__Listed entries__:
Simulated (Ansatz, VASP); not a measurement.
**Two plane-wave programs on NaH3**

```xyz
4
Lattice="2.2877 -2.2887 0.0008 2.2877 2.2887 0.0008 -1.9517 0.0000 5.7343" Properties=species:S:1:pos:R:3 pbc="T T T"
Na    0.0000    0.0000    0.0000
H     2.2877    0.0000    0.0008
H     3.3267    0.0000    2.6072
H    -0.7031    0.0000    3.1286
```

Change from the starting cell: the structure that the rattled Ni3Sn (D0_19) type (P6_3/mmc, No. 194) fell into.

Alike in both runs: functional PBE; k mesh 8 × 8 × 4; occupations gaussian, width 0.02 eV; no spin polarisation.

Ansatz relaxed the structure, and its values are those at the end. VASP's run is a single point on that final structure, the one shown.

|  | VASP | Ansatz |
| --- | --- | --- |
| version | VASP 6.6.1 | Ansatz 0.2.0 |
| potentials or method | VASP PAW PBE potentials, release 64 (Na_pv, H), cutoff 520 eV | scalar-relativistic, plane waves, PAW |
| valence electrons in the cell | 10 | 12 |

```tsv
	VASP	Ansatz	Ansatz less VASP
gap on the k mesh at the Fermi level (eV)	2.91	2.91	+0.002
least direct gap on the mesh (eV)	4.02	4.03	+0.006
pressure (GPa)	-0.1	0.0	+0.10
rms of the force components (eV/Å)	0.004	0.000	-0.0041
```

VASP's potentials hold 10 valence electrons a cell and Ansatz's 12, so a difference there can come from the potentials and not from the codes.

__Exercise__: Each line must be given again exactly as written above.

__Task answer__:
Simulated (Ansatz, VASP); not a measurement.
**Two plane-wave programs on NaH3**

```xyz
4
Lattice="2.2877 -2.2887 0.0008 2.2877 2.2887 0.0008 -1.9517 0.0000 5.7343" Properties=species:S:1:pos:R:3 pbc="T T T"
Na    0.0000    0.0000    0.0000
H     2.2877    0.0000    0.0008
H     3.3267    0.0000    2.6072
H    -0.7031    0.0000    3.1286
```

Change from the starting cell: the structure that the rattled Ni3Sn (D0_19) type (P6_3/mmc, No. 194) fell into.

Alike in both runs: functional PBE; k mesh 8 × 8 × 4; occupations gaussian, width 0.02 eV; no spin polarisation.

Ansatz relaxed the structure, and its values are those at the end. VASP's run is a single point on that final structure, the one shown.

|  | VASP | Ansatz |
| --- | --- | --- |
| version | VASP 6.6.1 | Ansatz 0.2.0 |
| potentials or method | VASP PAW PBE potentials, release 64 (Na_pv, H), cutoff 520 eV | scalar-relativistic, plane waves, PAW |
| valence electrons in the cell | 10 | 12 |

```tsv
	VASP	Ansatz	Ansatz less VASP
gap on the k mesh at the Fermi level (eV)	2.91	2.91	+0.002
least direct gap on the mesh (eV)	4.02	4.03	+0.006
pressure (GPa)	-0.1	0.0	+0.10
rms of the force components (eV/Å)	0.004	0.000	-0.0041
```

VASP's potentials hold 10 valence electrons a cell and Ansatz's 12, so a difference there can come from the potentials and not from the codes.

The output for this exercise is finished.